## Assignment
Exactly the lines from the opening of the data through the line containing "Calculated with Ansatz" should be reproduced, please, with nothing added.

## Data extract
☆ ☆ ☆ ☆
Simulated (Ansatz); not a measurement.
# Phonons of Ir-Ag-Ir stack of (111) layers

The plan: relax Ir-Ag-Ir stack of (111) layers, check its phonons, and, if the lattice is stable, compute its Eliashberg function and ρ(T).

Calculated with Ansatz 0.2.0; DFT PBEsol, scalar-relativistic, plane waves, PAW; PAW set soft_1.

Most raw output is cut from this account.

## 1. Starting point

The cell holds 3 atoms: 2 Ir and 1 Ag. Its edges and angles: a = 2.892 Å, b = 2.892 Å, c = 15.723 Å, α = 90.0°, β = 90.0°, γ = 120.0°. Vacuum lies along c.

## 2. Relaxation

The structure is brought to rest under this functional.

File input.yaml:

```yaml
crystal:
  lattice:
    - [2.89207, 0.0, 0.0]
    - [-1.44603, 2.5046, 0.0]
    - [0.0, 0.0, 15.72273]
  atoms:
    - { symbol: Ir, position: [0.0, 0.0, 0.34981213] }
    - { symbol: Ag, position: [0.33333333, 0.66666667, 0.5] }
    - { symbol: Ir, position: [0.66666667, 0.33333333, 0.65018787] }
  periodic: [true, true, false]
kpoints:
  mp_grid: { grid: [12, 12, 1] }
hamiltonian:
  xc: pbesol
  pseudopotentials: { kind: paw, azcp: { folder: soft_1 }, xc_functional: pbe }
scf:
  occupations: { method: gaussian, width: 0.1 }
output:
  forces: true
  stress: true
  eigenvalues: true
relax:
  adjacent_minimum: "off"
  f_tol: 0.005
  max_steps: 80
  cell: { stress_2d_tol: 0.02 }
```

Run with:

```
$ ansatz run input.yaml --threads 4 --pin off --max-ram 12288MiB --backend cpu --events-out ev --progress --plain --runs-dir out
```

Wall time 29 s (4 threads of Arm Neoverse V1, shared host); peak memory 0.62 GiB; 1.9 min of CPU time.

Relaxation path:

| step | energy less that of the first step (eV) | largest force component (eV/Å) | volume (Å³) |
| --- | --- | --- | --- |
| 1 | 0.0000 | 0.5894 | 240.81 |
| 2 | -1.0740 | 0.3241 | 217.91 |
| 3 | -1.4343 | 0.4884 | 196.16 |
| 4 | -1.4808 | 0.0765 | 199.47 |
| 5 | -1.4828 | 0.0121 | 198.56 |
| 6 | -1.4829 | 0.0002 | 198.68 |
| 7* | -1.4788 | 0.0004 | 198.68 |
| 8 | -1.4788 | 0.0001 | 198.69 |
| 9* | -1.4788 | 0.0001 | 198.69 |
☆ ☆ ☆ ☆

## Exercise answer
Simulated (Ansatz); not a measurement.
# Phonons of Ir-Ag-Ir stack of (111) layers

The plan: relax Ir-Ag-Ir stack of (111) layers, check its phonons, and, if the lattice is stable, compute its Eliashberg function and ρ(T).

Calculated with Ansatz 0.2.0; DFT PBEsol, scalar-relativistic, plane waves, PAW; PAW set soft_1.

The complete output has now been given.